_REQUIRED ACTION:_
Output all of the data verbatim.

** EXCERPTED DATA follows **
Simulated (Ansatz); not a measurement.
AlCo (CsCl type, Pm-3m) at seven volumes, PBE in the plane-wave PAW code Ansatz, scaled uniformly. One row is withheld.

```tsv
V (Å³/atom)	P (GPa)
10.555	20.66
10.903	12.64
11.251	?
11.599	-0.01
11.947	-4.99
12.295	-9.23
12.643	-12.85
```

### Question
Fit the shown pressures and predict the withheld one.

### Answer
** End of EXCERPTED DATA **

_TASK RESPONSE:_
Simulated (Ansatz); not a measurement.
AlCo (CsCl type, Pm-3m) at seven volumes, PBE in the plane-wave PAW code Ansatz, scaled uniformly. One row is withheld.

```tsv
V (Å³/atom)	P (GPa)
10.555	20.66
10.903	12.64
11.251	?
11.599	-0.01
11.947	-4.99
12.295	-9.23
12.643	-12.85
```

### Question
Fit the shown pressures and predict the withheld one.

### Answer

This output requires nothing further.